Assignment: The answer is to be an exact copy of the lines below running from the line with "29 | band 30 |" down to the line with "2.05 | 2.70 |", both ends included, and nothing more.

Data provided:
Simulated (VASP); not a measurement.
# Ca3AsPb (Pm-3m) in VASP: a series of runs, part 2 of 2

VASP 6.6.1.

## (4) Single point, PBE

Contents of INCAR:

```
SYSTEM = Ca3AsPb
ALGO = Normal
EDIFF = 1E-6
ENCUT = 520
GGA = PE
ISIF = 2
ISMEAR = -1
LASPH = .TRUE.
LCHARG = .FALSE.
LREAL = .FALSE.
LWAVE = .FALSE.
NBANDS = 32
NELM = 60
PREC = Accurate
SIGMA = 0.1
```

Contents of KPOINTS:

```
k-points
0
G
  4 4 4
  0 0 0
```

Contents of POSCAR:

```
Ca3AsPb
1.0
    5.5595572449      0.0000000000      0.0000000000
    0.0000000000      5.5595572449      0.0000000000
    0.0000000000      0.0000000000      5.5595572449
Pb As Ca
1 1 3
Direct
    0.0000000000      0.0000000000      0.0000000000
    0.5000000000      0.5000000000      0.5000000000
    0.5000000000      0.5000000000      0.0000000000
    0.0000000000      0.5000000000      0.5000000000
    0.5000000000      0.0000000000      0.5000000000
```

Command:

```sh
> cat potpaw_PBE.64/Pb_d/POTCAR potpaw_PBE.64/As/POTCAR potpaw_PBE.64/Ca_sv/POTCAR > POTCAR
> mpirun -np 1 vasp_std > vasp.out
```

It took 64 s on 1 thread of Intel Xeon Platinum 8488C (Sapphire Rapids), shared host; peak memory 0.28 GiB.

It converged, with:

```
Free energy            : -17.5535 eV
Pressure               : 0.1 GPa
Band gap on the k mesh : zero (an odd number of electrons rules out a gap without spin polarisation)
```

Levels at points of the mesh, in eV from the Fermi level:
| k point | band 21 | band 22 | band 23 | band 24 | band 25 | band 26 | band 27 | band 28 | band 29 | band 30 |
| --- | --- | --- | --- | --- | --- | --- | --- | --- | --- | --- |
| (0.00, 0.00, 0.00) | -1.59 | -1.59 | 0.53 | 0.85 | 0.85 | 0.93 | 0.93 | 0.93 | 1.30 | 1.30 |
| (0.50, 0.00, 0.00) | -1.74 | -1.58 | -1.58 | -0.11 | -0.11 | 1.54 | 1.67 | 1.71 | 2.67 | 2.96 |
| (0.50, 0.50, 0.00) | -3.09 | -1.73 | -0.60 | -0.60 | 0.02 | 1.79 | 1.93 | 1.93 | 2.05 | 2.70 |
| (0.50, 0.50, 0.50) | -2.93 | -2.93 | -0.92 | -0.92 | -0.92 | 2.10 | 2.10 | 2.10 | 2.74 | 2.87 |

Answer area:
| k point | band 21 | band 22 | band 23 | band 24 | band 25 | band 26 | band 27 | band 28 | band 29 | band 30 |
| --- | --- | --- | --- | --- | --- | --- | --- | --- | --- | --- |
| (0.00, 0.00, 0.00) | -1.59 | -1.59 | 0.53 | 0.85 | 0.85 | 0.93 | 0.93 | 0.93 | 1.30 | 1.30 |
| (0.50, 0.00, 0.00) | -1.74 | -1.58 | -1.58 | -0.11 | -0.11 | 1.54 | 1.67 | 1.71 | 2.67 | 2.96 |
| (0.50, 0.50, 0.00) | -3.09 | -1.73 | -0.60 | -0.60 | 0.02 | 1.79 | 1.93 | 1.93 | 2.05 | 2.70 |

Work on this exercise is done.